►

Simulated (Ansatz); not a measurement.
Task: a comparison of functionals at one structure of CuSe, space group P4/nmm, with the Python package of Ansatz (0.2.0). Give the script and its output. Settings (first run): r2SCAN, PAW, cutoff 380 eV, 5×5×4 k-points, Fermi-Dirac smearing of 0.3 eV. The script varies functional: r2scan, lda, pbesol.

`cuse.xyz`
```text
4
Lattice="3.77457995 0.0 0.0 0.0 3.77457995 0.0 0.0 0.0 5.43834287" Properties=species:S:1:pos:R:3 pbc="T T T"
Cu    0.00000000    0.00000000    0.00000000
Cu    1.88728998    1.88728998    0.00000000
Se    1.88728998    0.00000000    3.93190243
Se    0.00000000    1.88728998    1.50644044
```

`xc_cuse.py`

◄

## Required action
Every entry must be printed again, exactly as it reads.

## Your response
Simulated (Ansatz); not a measurement.
Task: a comparison of functionals at one structure of CuSe, space group P4/nmm, with the Python package of Ansatz (0.2.0). Give the script and its output. Settings (first run): r2SCAN, PAW, cutoff 380 eV, 5×5×4 k-points, Fermi-Dirac smearing of 0.3 eV. The script varies functional: r2scan, lda, pbesol.

`cuse.xyz`
```text
4
Lattice="3.77457995 0.0 0.0 0.0 3.77457995 0.0 0.0 0.0 5.43834287" Properties=species:S:1:pos:R:3 pbc="T T T"
Cu    0.00000000    0.00000000    0.00000000
Cu    1.88728998    1.88728998    0.00000000
Se    1.88728998    0.00000000    3.93190243
Se    0.00000000    1.88728998    1.50644044
```

`xc_cuse.py`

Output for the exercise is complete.